-*-

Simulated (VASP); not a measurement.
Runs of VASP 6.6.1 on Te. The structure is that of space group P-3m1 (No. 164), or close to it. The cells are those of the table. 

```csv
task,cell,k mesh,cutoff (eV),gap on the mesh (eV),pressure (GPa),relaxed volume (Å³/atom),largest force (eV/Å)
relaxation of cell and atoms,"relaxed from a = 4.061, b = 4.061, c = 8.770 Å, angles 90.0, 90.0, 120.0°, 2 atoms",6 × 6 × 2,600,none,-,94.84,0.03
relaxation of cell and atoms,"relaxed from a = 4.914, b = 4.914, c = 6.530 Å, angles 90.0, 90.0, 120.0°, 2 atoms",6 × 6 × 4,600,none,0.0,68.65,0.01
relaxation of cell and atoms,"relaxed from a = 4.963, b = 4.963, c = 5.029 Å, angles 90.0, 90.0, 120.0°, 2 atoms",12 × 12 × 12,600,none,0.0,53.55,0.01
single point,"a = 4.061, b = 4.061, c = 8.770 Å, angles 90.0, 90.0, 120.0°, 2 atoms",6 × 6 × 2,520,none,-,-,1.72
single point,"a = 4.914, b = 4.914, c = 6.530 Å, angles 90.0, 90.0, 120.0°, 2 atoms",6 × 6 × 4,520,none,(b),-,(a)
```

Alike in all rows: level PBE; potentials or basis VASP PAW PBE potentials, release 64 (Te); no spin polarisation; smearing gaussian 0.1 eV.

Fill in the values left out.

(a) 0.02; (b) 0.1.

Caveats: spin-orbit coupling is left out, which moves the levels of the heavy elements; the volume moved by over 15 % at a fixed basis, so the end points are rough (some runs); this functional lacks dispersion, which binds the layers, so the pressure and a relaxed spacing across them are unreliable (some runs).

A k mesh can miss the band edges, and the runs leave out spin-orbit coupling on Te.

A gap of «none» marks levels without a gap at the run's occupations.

-*-

Required action:
From the material above, set down exactly the lines between the line holding "Fill in the values left out." and the line holding "A k mesh can", inclusive. Include nothing else.

Response:
Fill in the values left out.

(a) 0.02; (b) 0.1.

Caveats: spin-orbit coupling is left out, which moves the levels of the heavy elements; the volume moved by over 15 % at a fixed basis, so the end points are rough (some runs); this functional lacks dispersion, which binds the layers, so the pressure and a relaxed spacing across them are unreliable (some runs).

A k mesh can miss the band edges, and the runs leave out spin-orbit coupling on Te.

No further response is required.